__DATA UNDER STUDY__:
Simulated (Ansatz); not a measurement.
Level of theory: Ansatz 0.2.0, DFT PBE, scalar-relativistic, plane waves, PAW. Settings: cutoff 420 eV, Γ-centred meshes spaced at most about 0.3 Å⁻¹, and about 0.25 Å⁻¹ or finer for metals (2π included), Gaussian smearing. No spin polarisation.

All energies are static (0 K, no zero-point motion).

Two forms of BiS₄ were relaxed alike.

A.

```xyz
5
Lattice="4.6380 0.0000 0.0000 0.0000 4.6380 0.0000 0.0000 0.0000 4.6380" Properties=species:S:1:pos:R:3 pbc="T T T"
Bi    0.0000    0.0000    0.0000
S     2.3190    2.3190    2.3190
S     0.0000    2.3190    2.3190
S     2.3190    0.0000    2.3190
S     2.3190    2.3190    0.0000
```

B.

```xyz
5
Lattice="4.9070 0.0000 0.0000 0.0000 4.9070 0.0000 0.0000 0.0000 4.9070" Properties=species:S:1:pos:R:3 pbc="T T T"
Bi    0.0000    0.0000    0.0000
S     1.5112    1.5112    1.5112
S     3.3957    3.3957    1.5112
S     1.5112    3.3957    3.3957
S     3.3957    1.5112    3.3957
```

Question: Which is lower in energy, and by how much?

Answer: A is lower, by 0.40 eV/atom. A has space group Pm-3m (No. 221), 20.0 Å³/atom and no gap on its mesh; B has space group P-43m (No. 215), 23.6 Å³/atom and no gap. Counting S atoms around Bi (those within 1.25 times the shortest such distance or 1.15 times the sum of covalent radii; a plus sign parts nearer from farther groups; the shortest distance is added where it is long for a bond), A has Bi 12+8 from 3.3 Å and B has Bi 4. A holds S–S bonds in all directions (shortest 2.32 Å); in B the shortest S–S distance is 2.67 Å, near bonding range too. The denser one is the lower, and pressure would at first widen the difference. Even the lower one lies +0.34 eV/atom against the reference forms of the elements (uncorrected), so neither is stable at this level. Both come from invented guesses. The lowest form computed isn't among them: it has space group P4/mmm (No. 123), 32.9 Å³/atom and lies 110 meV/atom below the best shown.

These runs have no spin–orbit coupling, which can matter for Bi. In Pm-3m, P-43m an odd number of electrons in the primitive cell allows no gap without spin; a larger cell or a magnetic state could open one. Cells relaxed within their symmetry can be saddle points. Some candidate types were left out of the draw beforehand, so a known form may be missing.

__WORK INSTRUCTION__: Return only the stretch of the material above from the line holding "All energies are" through the line holding "Question: Which is", copied exactly.

__TASK OUTPUT__:
All energies are static (0 K, no zero-point motion).

Two forms of BiS₄ were relaxed alike.

A.

```xyz
5
Lattice="4.6380 0.0000 0.0000 0.0000 4.6380 0.0000 0.0000 0.0000 4.6380" Properties=species:S:1:pos:R:3 pbc="T T T"
Bi    0.0000    0.0000    0.0000
S     2.3190    2.3190    2.3190
S     0.0000    2.3190    2.3190
S     2.3190    0.0000    2.3190
S     2.3190    2.3190    0.0000
```

B.

```xyz
5
Lattice="4.9070 0.0000 0.0000 0.0000 4.9070 0.0000 0.0000 0.0000 4.9070" Properties=species:S:1:pos:R:3 pbc="T T T"
Bi    0.0000    0.0000    0.0000
S     1.5112    1.5112    1.5112
S     3.3957    3.3957    1.5112
S     1.5112    3.3957    3.3957
S     3.3957    1.5112    3.3957
```

Question: Which is lower in energy, and by how much?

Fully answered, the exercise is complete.